WORK TASK: Repeat each entry. Keep every line exactly as it is.

INFORMATION SHOWN:
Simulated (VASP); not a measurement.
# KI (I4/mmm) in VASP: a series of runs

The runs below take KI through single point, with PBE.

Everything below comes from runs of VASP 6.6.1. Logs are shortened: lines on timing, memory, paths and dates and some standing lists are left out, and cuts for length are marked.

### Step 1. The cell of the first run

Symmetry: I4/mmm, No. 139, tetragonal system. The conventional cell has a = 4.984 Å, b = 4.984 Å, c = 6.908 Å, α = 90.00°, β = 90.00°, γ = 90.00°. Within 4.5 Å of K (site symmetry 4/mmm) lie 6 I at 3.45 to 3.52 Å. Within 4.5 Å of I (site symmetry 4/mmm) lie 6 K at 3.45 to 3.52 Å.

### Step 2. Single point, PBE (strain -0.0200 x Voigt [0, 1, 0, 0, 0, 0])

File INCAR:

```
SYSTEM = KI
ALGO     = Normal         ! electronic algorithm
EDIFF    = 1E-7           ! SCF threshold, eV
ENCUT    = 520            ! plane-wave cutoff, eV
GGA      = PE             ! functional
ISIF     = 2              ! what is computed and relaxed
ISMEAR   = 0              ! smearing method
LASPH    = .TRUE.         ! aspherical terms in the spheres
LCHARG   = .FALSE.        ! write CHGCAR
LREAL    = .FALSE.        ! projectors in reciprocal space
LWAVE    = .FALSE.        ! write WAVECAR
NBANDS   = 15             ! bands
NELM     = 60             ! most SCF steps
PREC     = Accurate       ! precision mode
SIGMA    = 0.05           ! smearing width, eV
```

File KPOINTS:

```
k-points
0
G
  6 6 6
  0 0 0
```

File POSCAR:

ANSWER SPACE:
Simulated (VASP); not a measurement.
# KI (I4/mmm) in VASP: a series of runs

The runs below take KI through single point, with PBE.

Everything below comes from runs of VASP 6.6.1. Logs are shortened: lines on timing, memory, paths and dates and some standing lists are left out, and cuts for length are marked.

### Step 1. The cell of the first run

Symmetry: I4/mmm, No. 139, tetragonal system. The conventional cell has a = 4.984 Å, b = 4.984 Å, c = 6.908 Å, α = 90.00°, β = 90.00°, γ = 90.00°. Within 4.5 Å of K (site symmetry 4/mmm) lie 6 I at 3.45 to 3.52 Å. Within 4.5 Å of I (site symmetry 4/mmm) lie 6 K at 3.45 to 3.52 Å.

### Step 2. Single point, PBE (strain -0.0200 x Voigt [0, 1, 0, 0, 0, 0])

File INCAR:

```
SYSTEM = KI
ALGO     = Normal         ! electronic algorithm
EDIFF    = 1E-7           ! SCF threshold, eV
ENCUT    = 520            ! plane-wave cutoff, eV
GGA      = PE             ! functional
ISIF     = 2              ! what is computed and relaxed
ISMEAR   = 0              ! smearing method
LASPH    = .TRUE.         ! aspherical terms in the spheres
LCHARG   = .FALSE.        ! write CHGCAR
LREAL    = .FALSE.        ! projectors in reciprocal space
LWAVE    = .FALSE.        ! write WAVECAR
NBANDS   = 15             ! bands
NELM     = 60             ! most SCF steps
PREC     = Accurate       ! precision mode
SIGMA    = 0.05           ! smearing width, eV
```

File KPOINTS:

```
k-points
0
G
  6 6 6
  0 0 0
```

File POSCAR:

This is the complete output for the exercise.